■ Task item
A faithful, word-for-word transcription of all the data is what is needed.

------------------------------
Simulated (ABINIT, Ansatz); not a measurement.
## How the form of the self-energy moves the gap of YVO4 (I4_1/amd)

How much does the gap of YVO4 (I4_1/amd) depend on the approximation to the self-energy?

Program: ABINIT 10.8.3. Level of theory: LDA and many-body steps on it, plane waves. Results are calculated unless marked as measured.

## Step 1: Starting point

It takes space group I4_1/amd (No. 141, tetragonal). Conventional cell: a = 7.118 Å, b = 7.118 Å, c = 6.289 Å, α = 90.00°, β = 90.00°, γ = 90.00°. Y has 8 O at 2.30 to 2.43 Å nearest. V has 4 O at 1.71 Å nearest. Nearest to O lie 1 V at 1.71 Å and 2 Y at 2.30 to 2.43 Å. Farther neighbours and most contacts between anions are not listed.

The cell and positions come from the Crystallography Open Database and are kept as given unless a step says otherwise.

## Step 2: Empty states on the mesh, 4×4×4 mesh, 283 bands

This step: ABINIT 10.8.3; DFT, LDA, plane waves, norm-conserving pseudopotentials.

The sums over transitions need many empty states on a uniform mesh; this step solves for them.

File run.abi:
------------------------------

■ Exercise result
Simulated (ABINIT, Ansatz); not a measurement.
## How the form of the self-energy moves the gap of YVO4 (I4_1/amd)

How much does the gap of YVO4 (I4_1/amd) depend on the approximation to the self-energy?

Program: ABINIT 10.8.3. Level of theory: LDA and many-body steps on it, plane waves. Results are calculated unless marked as measured.

## Step 1: Starting point

It takes space group I4_1/amd (No. 141, tetragonal). Conventional cell: a = 7.118 Å, b = 7.118 Å, c = 6.289 Å, α = 90.00°, β = 90.00°, γ = 90.00°. Y has 8 O at 2.30 to 2.43 Å nearest. V has 4 O at 1.71 Å nearest. Nearest to O lie 1 V at 1.71 Å and 2 Y at 2.30 to 2.43 Å. Farther neighbours and most contacts between anions are not listed.

The cell and positions come from the Crystallography Open Database and are kept as given unless a step says otherwise.

## Step 2: Empty states on the mesh, 4×4×4 mesh, 283 bands

This step: ABINIT 10.8.3; DFT, LDA, plane waves, norm-conserving pseudopotentials.

The sums over transitions need many empty states on a uniform mesh; this step solves for them.

File run.abi:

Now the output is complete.